> [Excerpted records]
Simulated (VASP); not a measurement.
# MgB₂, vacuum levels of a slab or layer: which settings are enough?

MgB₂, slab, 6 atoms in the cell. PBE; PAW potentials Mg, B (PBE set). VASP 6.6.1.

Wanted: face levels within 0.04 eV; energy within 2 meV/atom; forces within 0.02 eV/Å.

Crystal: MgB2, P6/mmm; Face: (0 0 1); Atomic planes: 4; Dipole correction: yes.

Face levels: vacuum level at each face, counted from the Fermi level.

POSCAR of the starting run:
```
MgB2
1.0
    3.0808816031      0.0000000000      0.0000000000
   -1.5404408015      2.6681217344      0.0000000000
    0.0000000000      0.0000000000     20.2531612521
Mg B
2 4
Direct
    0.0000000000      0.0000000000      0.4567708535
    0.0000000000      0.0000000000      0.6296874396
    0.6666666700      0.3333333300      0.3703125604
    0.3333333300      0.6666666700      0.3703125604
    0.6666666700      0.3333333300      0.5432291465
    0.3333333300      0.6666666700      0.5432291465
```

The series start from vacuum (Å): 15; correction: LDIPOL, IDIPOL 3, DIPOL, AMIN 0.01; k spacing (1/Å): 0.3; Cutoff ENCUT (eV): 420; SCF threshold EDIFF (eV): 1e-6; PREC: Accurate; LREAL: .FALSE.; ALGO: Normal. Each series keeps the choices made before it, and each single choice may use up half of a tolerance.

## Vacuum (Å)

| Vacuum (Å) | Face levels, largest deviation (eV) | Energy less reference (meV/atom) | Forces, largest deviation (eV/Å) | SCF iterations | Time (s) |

> [Requirement] Copy verbatim, from the listing above, each line from the one containing "The series start" down to the one containing "## Vacuum (Å)", inclusive.

> [Answer area]
The series start from vacuum (Å): 15; correction: LDIPOL, IDIPOL 3, DIPOL, AMIN 0.01; k spacing (1/Å): 0.3; Cutoff ENCUT (eV): 420; SCF threshold EDIFF (eV): 1e-6; PREC: Accurate; LREAL: .FALSE.; ALGO: Normal. Each series keeps the choices made before it, and each single choice may use up half of a tolerance.

## Vacuum (Å)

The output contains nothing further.